◆ Assignment:
Reproduce only what lies between the first line of the material below and the line containing "The lines u, v", with both of those lines included and every line kept exact.

◆ Information provided:
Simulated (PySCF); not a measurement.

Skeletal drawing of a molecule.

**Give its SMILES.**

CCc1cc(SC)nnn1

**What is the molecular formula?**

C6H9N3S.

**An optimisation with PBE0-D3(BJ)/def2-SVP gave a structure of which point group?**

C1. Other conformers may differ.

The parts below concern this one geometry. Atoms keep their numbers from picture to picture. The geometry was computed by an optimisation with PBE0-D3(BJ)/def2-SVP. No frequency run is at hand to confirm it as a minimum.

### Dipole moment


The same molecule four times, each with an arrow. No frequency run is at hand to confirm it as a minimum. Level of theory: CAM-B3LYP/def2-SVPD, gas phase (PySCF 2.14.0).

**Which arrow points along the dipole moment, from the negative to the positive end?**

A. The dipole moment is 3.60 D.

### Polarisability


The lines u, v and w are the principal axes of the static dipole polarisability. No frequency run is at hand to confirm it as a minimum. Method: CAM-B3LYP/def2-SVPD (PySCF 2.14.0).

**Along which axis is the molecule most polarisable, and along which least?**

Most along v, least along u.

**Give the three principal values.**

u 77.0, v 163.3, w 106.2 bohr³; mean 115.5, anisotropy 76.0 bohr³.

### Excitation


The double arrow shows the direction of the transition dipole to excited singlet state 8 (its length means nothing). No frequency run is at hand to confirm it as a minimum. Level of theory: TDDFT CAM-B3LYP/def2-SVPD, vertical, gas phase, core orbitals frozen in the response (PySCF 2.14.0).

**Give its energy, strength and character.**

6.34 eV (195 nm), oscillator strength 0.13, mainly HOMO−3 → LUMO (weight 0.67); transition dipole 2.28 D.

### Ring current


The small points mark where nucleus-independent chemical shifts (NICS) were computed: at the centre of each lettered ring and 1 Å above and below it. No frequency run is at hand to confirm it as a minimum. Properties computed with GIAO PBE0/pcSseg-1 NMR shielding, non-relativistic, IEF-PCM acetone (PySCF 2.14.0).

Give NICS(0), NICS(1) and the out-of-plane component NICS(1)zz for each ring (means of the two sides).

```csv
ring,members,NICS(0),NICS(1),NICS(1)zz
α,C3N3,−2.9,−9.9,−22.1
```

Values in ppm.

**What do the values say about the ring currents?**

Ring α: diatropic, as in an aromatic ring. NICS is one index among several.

◆ Your solution:
Simulated (PySCF); not a measurement.

Skeletal drawing of a molecule.

**Give its SMILES.**

CCc1cc(SC)nnn1

**What is the molecular formula?**

C6H9N3S.

**An optimisation with PBE0-D3(BJ)/def2-SVP gave a structure of which point group?**

C1. Other conformers may differ.

The parts below concern this one geometry. Atoms keep their numbers from picture to picture. The geometry was computed by an optimisation with PBE0-D3(BJ)/def2-SVP. No frequency run is at hand to confirm it as a minimum.

### Dipole moment


The same molecule four times, each with an arrow. No frequency run is at hand to confirm it as a minimum. Level of theory: CAM-B3LYP/def2-SVPD, gas phase (PySCF 2.14.0).

**Which arrow points along the dipole moment, from the negative to the positive end?**

A. The dipole moment is 3.60 D.

### Polarisability


The lines u, v and w are the principal axes of the static dipole polarisability. No frequency run is at hand to confirm it as a minimum. Method: CAM-B3LYP/def2-SVPD (PySCF 2.14.0).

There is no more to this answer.